■ **The data**:
———

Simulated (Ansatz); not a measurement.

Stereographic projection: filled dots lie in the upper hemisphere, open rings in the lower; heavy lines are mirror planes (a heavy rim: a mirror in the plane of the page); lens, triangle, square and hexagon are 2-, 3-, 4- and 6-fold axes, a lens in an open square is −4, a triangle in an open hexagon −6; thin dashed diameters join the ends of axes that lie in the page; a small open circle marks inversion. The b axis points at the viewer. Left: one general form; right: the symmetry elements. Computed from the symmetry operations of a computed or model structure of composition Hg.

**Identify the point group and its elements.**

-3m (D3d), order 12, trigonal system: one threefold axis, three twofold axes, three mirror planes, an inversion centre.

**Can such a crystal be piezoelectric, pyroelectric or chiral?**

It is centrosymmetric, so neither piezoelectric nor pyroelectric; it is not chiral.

———

■ **Task item**: From the first line of the listing above to the line that contains "pyroelectric or chiral?**", inclusive, restate every line word for word. Nothing else belongs in the answer.

■ **Exercise result**:
Simulated (Ansatz); not a measurement.

Stereographic projection: filled dots lie in the upper hemisphere, open rings in the lower; heavy lines are mirror planes (a heavy rim: a mirror in the plane of the page); lens, triangle, square and hexagon are 2-, 3-, 4- and 6-fold axes, a lens in an open square is −4, a triangle in an open hexagon −6; thin dashed diameters join the ends of axes that lie in the page; a small open circle marks inversion. The b axis points at the viewer. Left: one general form; right: the symmetry elements. Computed from the symmetry operations of a computed or model structure of composition Hg.

**Identify the point group and its elements.**

-3m (D3d), order 12, trigonal system: one threefold axis, three twofold axes, three mirror planes, an inversion centre.

**Can such a crystal be piezoelectric, pyroelectric or chiral?**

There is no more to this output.